(DATA UNDER STUDY Opens)

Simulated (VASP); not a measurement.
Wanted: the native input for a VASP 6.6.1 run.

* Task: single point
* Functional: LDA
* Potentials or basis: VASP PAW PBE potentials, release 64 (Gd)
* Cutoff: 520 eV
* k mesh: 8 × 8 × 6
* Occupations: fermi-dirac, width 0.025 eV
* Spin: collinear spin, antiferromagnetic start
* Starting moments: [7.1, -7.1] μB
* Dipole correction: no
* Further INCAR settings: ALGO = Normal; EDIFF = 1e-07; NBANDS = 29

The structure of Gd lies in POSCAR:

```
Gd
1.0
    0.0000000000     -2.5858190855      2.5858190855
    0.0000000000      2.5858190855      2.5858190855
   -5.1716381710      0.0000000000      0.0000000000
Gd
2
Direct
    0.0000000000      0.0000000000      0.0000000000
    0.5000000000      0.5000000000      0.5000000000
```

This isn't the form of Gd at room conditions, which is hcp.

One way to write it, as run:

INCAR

(DATA UNDER STUDY Closes)

Restate word for word the entries above, starting at the line with "Wanted: the native" and ending at the line with "One way to write", inclusive, and no others.

* EXERCISE RESPONSE *
Wanted: the native input for a VASP 6.6.1 run.

* Task: single point
* Functional: LDA
* Potentials or basis: VASP PAW PBE potentials, release 64 (Gd)
* Cutoff: 520 eV
* k mesh: 8 × 8 × 6
* Occupations: fermi-dirac, width 0.025 eV
* Spin: collinear spin, antiferromagnetic start
* Starting moments: [7.1, -7.1] μB
* Dipole correction: no
* Further INCAR settings: ALGO = Normal; EDIFF = 1e-07; NBANDS = 29

The structure of Gd lies in POSCAR:

```
Gd
1.0
    0.0000000000     -2.5858190855      2.5858190855
    0.0000000000      2.5858190855      2.5858190855
   -5.1716381710      0.0000000000      0.0000000000
Gd
2
Direct
    0.0000000000      0.0000000000      0.0000000000
    0.5000000000      0.5000000000      0.5000000000
```

This isn't the form of Gd at room conditions, which is hcp.

One way to write it, as run:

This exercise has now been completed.